▶ _Work item_
When you output the entries, begin with the first line and end with the line containing "### Which candidate gave the map?", keeping each line exactly as it is.

▶ _Recorded information_

####################

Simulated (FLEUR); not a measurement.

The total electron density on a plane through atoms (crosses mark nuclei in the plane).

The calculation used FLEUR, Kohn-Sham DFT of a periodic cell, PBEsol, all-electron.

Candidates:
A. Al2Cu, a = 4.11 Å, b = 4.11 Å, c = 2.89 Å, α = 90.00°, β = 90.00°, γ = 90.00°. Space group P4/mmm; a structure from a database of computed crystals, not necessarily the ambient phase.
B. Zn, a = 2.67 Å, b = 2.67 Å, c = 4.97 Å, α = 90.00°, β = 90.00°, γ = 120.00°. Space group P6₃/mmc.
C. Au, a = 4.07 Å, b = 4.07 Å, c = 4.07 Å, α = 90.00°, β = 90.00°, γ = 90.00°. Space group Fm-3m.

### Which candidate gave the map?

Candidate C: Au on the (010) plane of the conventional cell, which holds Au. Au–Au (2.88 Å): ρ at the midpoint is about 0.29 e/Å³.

####################

▶ _Answer area_
Simulated (FLEUR); not a measurement.

The total electron density on a plane through atoms (crosses mark nuclei in the plane).

The calculation used FLEUR, Kohn-Sham DFT of a periodic cell, PBEsol, all-electron.

Candidates:
A. Al2Cu, a = 4.11 Å, b = 4.11 Å, c = 2.89 Å, α = 90.00°, β = 90.00°, γ = 90.00°. Space group P4/mmm; a structure from a database of computed crystals, not necessarily the ambient phase.
B. Zn, a = 2.67 Å, b = 2.67 Å, c = 4.97 Å, α = 90.00°, β = 90.00°, γ = 120.00°. Space group P6₃/mmc.
C. Au, a = 4.07 Å, b = 4.07 Å, c = 4.07 Å, α = 90.00°, β = 90.00°, γ = 90.00°. Space group Fm-3m.

### Which candidate gave the map?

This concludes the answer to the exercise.